> **Work task**:
Send back every record exactly.

> **Material shown**:

• • •

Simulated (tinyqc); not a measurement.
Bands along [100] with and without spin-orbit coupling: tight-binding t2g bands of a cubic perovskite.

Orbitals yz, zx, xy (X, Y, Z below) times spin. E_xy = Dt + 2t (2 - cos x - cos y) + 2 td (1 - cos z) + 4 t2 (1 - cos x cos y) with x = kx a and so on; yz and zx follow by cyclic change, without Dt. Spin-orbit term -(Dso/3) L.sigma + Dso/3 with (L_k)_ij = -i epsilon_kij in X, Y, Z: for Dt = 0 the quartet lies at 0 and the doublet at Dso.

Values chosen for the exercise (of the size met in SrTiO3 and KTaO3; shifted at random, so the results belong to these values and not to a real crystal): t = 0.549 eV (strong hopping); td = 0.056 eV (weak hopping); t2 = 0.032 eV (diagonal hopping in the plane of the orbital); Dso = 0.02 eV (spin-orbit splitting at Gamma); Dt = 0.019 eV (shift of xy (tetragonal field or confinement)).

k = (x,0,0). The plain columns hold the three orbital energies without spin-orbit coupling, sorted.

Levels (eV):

• • •

> **Response box**:
Simulated (tinyqc); not a measurement.
Bands along [100] with and without spin-orbit coupling: tight-binding t2g bands of a cubic perovskite.

Orbitals yz, zx, xy (X, Y, Z below) times spin. E_xy = Dt + 2t (2 - cos x - cos y) + 2 td (1 - cos z) + 4 t2 (1 - cos x cos y) with x = kx a and so on; yz and zx follow by cyclic change, without Dt. Spin-orbit term -(Dso/3) L.sigma + Dso/3 with (L_k)_ij = -i epsilon_kij in X, Y, Z: for Dt = 0 the quartet lies at 0 and the doublet at Dso.

Values chosen for the exercise (of the size met in SrTiO3 and KTaO3; shifted at random, so the results belong to these values and not to a real crystal): t = 0.549 eV (strong hopping); td = 0.056 eV (weak hopping); t2 = 0.032 eV (diagonal hopping in the plane of the orbital); Dso = 0.02 eV (spin-orbit splitting at Gamma); Dt = 0.019 eV (shift of xy (tetragonal field or confinement)).

k = (x,0,0). The plain columns hold the three orbital energies without spin-orbit coupling, sorted.

Levels (eV):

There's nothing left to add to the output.